## [WORK INSTRUCTION]
Print the complete set of entries exactly.

#### SOURCE INFORMATION

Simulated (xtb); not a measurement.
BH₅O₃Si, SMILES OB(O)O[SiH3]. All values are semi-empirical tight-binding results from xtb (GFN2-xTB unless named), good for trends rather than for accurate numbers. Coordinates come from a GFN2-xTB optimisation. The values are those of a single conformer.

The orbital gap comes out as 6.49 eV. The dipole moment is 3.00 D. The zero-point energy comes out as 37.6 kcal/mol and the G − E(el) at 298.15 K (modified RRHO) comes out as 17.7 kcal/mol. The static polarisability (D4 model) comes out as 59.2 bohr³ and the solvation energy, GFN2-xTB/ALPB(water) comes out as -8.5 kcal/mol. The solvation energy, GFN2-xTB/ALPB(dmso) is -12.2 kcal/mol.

########

## [EXERCISE ANSWER]
Simulated (xtb); not a measurement.
BH₅O₃Si, SMILES OB(O)O[SiH3]. All values are semi-empirical tight-binding results from xtb (GFN2-xTB unless named), good for trends rather than for accurate numbers. Coordinates come from a GFN2-xTB optimisation. The values are those of a single conformer.

The orbital gap comes out as 6.49 eV. The dipole moment is 3.00 D. The zero-point energy comes out as 37.6 kcal/mol and the G − E(el) at 298.15 K (modified RRHO) comes out as 17.7 kcal/mol. The static polarisability (D4 model) comes out as 59.2 bohr³ and the solvation energy, GFN2-xTB/ALPB(water) comes out as -8.5 kcal/mol. The solvation energy, GFN2-xTB/ALPB(dmso) is -12.2 kcal/mol.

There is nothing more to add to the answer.